=== Brief ===
Both the line containing "The most negative" and the line containing "Figure 3. The" belong to the span. Output exactly that span from the listing below, and nothing outside it.

BEGIN Material provided

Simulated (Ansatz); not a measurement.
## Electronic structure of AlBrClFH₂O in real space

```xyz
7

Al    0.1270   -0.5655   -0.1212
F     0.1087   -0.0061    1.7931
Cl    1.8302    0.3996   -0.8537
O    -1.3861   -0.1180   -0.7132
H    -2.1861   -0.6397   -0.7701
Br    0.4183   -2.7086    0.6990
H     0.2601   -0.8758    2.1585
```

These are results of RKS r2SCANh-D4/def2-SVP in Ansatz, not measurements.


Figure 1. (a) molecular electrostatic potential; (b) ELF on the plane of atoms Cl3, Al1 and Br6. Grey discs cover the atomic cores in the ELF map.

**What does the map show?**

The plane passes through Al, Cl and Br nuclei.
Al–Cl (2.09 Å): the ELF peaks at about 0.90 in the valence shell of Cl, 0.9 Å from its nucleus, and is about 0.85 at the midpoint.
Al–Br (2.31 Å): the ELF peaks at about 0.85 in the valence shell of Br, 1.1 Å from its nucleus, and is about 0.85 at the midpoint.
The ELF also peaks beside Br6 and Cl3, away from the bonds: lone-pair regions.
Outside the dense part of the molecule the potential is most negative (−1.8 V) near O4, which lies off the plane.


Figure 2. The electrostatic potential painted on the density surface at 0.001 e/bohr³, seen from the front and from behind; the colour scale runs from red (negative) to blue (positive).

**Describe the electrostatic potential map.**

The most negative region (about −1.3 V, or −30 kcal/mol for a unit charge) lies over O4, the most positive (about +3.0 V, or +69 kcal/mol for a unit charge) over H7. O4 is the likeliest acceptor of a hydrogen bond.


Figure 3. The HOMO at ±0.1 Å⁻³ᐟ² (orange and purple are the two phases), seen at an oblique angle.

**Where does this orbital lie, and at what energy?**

END Material provided

=== Exercise response ===
The most negative region (about −1.3 V, or −30 kcal/mol for a unit charge) lies over O4, the most positive (about +3.0 V, or +69 kcal/mol for a unit charge) over H7. O4 is the likeliest acceptor of a hydrogen bond.


Figure 3. The HOMO at ±0.1 Å⁻³ᐟ² (orange and purple are the two phases), seen at an oblique angle.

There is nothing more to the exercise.